=== Dataset ===
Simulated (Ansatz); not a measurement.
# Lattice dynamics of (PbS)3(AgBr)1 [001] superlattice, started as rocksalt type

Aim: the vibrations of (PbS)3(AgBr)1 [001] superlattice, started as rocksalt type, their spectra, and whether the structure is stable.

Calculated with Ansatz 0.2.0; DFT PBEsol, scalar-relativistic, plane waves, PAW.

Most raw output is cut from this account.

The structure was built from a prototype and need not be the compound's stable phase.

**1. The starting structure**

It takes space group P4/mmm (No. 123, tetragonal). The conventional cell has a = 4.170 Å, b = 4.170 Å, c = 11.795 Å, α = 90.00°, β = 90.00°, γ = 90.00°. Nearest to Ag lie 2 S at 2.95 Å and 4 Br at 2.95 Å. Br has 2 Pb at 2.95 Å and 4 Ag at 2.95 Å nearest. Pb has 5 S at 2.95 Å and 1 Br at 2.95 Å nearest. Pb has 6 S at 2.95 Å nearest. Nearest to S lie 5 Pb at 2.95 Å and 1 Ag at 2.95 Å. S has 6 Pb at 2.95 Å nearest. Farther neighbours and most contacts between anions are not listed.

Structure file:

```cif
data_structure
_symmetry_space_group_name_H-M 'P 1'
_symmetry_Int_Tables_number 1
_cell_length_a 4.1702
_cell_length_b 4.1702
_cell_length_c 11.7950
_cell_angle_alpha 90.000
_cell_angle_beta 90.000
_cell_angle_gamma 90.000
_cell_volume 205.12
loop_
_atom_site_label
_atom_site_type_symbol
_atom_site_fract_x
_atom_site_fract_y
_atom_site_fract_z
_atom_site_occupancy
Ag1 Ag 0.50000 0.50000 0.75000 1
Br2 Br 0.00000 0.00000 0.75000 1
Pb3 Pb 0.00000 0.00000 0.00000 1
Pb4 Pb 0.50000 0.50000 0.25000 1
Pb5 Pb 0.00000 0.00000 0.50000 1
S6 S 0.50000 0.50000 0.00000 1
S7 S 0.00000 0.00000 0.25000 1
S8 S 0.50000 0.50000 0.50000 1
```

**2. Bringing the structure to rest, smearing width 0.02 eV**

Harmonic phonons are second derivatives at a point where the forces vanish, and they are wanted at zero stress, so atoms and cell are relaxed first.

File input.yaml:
===

Work task
From the listing above, output exactly the run of lines that starts with the line containing "It takes space" and ends with the line containing "width 0.02 eV**".

Response area
It takes space group P4/mmm (No. 123, tetragonal). The conventional cell has a = 4.170 Å, b = 4.170 Å, c = 11.795 Å, α = 90.00°, β = 90.00°, γ = 90.00°. Nearest to Ag lie 2 S at 2.95 Å and 4 Br at 2.95 Å. Br has 2 Pb at 2.95 Å and 4 Ag at 2.95 Å nearest. Pb has 5 S at 2.95 Å and 1 Br at 2.95 Å nearest. Pb has 6 S at 2.95 Å nearest. Nearest to S lie 5 Pb at 2.95 Å and 1 Ag at 2.95 Å. S has 6 Pb at 2.95 Å nearest. Farther neighbours and most contacts between anions are not listed.

Structure file:

```cif
data_structure
_symmetry_space_group_name_H-M 'P 1'
_symmetry_Int_Tables_number 1
_cell_length_a 4.1702
_cell_length_b 4.1702
_cell_length_c 11.7950
_cell_angle_alpha 90.000
_cell_angle_beta 90.000
_cell_angle_gamma 90.000
_cell_volume 205.12
loop_
_atom_site_label
_atom_site_type_symbol
_atom_site_fract_x
_atom_site_fract_y
_atom_site_fract_z
_atom_site_occupancy
Ag1 Ag 0.50000 0.50000 0.75000 1
Br2 Br 0.00000 0.00000 0.75000 1
Pb3 Pb 0.00000 0.00000 0.00000 1
Pb4 Pb 0.50000 0.50000 0.25000 1
Pb5 Pb 0.00000 0.00000 0.50000 1
S6 S 0.50000 0.50000 0.00000 1
S7 S 0.00000 0.00000 0.25000 1
S8 S 0.50000 0.50000 0.50000 1
```

**2. Bringing the structure to rest, smearing width 0.02 eV**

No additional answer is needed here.